Requirement
Write out exactly the first lines of the listing, ending on the line that contains "Several settings changed".

Information provided
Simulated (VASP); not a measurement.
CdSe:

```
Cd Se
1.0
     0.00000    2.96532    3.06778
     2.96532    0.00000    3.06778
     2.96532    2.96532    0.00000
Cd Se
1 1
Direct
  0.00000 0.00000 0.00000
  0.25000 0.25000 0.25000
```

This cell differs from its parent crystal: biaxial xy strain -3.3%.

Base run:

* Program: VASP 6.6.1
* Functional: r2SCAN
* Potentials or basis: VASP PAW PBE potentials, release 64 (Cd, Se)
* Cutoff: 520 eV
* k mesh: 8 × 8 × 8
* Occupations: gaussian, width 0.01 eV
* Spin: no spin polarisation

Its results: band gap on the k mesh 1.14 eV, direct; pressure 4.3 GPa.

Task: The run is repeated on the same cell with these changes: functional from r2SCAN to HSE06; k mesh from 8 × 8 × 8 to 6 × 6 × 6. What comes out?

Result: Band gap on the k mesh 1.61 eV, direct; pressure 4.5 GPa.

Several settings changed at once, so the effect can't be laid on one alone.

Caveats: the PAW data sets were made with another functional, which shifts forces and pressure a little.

Task solution
Simulated (VASP); not a measurement.
CdSe:

```
Cd Se
1.0
     0.00000    2.96532    3.06778
     2.96532    0.00000    3.06778
     2.96532    2.96532    0.00000
Cd Se
1 1
Direct
  0.00000 0.00000 0.00000
  0.25000 0.25000 0.25000
```

This cell differs from its parent crystal: biaxial xy strain -3.3%.

Base run:

* Program: VASP 6.6.1
* Functional: r2SCAN
* Potentials or basis: VASP PAW PBE potentials, release 64 (Cd, Se)
* Cutoff: 520 eV
* k mesh: 8 × 8 × 8
* Occupations: gaussian, width 0.01 eV
* Spin: no spin polarisation

Its results: band gap on the k mesh 1.14 eV, direct; pressure 4.3 GPa.

Task: The run is repeated on the same cell with these changes: functional from r2SCAN to HSE06; k mesh from 8 × 8 × 8 to 6 × 6 × 6. What comes out?

Result: Band gap on the k mesh 1.61 eV, direct; pressure 4.5 GPa.

Several settings changed at once, so the effect can't be laid on one alone.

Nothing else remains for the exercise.